*****

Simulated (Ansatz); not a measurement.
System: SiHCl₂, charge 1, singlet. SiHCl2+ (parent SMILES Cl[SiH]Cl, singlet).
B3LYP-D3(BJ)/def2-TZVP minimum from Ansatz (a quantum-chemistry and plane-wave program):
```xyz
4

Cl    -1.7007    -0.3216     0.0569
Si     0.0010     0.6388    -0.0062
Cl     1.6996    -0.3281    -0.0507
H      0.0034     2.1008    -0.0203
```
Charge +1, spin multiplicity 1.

*****

Print out every record, character for character.

=== WRITTEN REPLY ===
Simulated (Ansatz); not a measurement.
System: SiHCl₂, charge 1, singlet. SiHCl2+ (parent SMILES Cl[SiH]Cl, singlet).
B3LYP-D3(BJ)/def2-TZVP minimum from Ansatz (a quantum-chemistry and plane-wave program):
```xyz
4

Cl    -1.7007    -0.3216     0.0569
Si     0.0010     0.6388    -0.0062
Cl     1.6996    -0.3281    -0.0507
H      0.0034     2.1008    -0.0203
```
Charge +1, spin multiplicity 1.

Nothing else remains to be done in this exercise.